= DATA FOR REVIEW =
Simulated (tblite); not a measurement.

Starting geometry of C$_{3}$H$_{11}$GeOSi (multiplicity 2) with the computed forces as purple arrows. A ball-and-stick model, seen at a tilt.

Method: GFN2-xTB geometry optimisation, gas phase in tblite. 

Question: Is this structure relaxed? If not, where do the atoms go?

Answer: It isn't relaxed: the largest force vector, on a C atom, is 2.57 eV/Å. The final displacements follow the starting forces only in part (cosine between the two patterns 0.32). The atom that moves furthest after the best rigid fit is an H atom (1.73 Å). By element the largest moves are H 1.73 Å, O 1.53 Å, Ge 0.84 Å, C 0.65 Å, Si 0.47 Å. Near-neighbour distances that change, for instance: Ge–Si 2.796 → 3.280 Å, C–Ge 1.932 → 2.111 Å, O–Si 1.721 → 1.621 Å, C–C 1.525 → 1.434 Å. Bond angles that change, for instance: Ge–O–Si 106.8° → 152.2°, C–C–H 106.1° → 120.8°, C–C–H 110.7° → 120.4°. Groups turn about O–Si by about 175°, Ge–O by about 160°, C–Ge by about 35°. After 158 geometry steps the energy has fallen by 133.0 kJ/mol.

= ASSIGNED TASK =
The lines from the beginning of the records through the line containing "Question: Is this" should be reproduced exactly. Include nothing else.

= ANSWER BOX =
Simulated (tblite); not a measurement.

Starting geometry of C$_{3}$H$_{11}$GeOSi (multiplicity 2) with the computed forces as purple arrows. A ball-and-stick model, seen at a tilt.

Method: GFN2-xTB geometry optimisation, gas phase in tblite. 

Question: Is this structure relaxed? If not, where do the atoms go?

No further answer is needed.